Dataset extract>
[Start of Attachment]
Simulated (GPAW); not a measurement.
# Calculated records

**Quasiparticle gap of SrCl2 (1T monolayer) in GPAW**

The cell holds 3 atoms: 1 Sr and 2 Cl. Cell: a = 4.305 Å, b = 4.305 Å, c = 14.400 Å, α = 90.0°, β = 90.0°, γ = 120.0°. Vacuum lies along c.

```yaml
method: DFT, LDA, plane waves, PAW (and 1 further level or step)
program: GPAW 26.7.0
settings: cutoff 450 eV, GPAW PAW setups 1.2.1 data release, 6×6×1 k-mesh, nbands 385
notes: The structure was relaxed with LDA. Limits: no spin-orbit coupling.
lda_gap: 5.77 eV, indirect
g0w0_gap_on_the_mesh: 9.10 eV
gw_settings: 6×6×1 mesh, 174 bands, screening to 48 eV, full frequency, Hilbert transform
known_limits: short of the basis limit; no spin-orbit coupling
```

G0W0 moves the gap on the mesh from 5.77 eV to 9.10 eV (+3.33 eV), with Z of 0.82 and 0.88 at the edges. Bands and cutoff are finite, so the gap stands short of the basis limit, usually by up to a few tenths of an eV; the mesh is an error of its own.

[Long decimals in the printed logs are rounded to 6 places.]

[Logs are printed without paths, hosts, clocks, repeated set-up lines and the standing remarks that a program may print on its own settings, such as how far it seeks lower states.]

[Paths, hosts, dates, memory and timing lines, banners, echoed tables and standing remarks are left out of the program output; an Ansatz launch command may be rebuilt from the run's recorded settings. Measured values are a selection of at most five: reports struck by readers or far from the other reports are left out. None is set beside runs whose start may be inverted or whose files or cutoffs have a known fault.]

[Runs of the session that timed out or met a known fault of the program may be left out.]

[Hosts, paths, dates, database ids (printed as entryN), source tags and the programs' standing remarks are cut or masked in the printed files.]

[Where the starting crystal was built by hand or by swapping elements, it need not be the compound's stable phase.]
[End of Attachment]

Work instruction>
Copy the lines from the start of the data verbatim, stopping after the line containing "[Hosts, paths, dates, database".

Your solution>
Simulated (GPAW); not a measurement.
# Calculated records

**Quasiparticle gap of SrCl2 (1T monolayer) in GPAW**

The cell holds 3 atoms: 1 Sr and 2 Cl. Cell: a = 4.305 Å, b = 4.305 Å, c = 14.400 Å, α = 90.0°, β = 90.0°, γ = 120.0°. Vacuum lies along c.

```yaml
method: DFT, LDA, plane waves, PAW (and 1 further level or step)
program: GPAW 26.7.0
settings: cutoff 450 eV, GPAW PAW setups 1.2.1 data release, 6×6×1 k-mesh, nbands 385
notes: The structure was relaxed with LDA. Limits: no spin-orbit coupling.
lda_gap: 5.77 eV, indirect
g0w0_gap_on_the_mesh: 9.10 eV
gw_settings: 6×6×1 mesh, 174 bands, screening to 48 eV, full frequency, Hilbert transform
known_limits: short of the basis limit; no spin-orbit coupling
```

G0W0 moves the gap on the mesh from 5.77 eV to 9.10 eV (+3.33 eV), with Z of 0.82 and 0.88 at the edges. Bands and cutoff are finite, so the gap stands short of the basis limit, usually by up to a few tenths of an eV; the mesh is an error of its own.

[Long decimals in the printed logs are rounded to 6 places.]

[Logs are printed without paths, hosts, clocks, repeated set-up lines and the standing remarks that a program may print on its own settings, such as how far it seeks lower states.]

[Paths, hosts, dates, memory and timing lines, banners, echoed tables and standing remarks are left out of the program output; an Ansatz launch command may be rebuilt from the run's recorded settings. Measured values are a selection of at most five: reports struck by readers or far from the other reports are left out. None is set beside runs whose start may be inverted or whose files or cutoffs have a known fault.]

[Runs of the session that timed out or met a known fault of the program may be left out.]

[Hosts, paths, dates, database ids (printed as entryN), source tags and the programs' standing remarks are cut or masked in the printed files.]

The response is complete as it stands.